**Assignment**
Repeat each line of the listing exactly as written.

**Excerpted records**
··········

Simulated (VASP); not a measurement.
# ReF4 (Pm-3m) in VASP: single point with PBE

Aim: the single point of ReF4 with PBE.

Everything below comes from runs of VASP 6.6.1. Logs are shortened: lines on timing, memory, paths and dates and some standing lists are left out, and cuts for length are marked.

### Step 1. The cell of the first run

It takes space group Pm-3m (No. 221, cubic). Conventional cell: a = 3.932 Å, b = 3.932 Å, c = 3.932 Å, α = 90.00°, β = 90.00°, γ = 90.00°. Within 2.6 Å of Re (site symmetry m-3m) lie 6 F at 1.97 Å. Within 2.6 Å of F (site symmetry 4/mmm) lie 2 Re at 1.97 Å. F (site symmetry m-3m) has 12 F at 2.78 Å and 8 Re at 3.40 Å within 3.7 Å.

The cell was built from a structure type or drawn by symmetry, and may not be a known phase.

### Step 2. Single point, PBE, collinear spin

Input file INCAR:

··········

**Exercise solution**
Simulated (VASP); not a measurement.
# ReF4 (Pm-3m) in VASP: single point with PBE

Aim: the single point of ReF4 with PBE.

Everything below comes from runs of VASP 6.6.1. Logs are shortened: lines on timing, memory, paths and dates and some standing lists are left out, and cuts for length are marked.

### Step 1. The cell of the first run

It takes space group Pm-3m (No. 221, cubic). Conventional cell: a = 3.932 Å, b = 3.932 Å, c = 3.932 Å, α = 90.00°, β = 90.00°, γ = 90.00°. Within 2.6 Å of Re (site symmetry m-3m) lie 6 F at 1.97 Å. Within 2.6 Å of F (site symmetry 4/mmm) lie 2 Re at 1.97 Å. F (site symmetry m-3m) has 12 F at 2.78 Å and 8 Re at 3.40 Å within 3.7 Å.

The cell was built from a structure type or drawn by symmetry, and may not be a known phase.

### Step 2. Single point, PBE, collinear spin

Input file INCAR:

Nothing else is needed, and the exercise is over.